**DATA FOR ANALYSIS:**
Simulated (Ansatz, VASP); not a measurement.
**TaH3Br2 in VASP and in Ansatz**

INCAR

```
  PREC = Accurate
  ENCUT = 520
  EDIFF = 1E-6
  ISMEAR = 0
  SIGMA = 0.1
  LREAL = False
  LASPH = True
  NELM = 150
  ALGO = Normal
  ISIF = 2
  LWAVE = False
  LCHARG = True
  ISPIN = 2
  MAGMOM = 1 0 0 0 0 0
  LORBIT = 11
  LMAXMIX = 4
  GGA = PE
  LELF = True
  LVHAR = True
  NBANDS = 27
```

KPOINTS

**ACTIVITY:** The data should be written out again in full, exactly as it stands.

**PROBLEM SOLUTION:**
Simulated (Ansatz, VASP); not a measurement.
**TaH3Br2 in VASP and in Ansatz**

INCAR

```
  PREC = Accurate
  ENCUT = 520
  EDIFF = 1E-6
  ISMEAR = 0
  SIGMA = 0.1
  LREAL = False
  LASPH = True
  NELM = 150
  ALGO = Normal
  ISIF = 2
  LWAVE = False
  LCHARG = True
  ISPIN = 2
  MAGMOM = 1 0 0 0 0 0
  LORBIT = 11
  LMAXMIX = 4
  GGA = PE
  LELF = True
  LVHAR = True
  NBANDS = 27
```

KPOINTS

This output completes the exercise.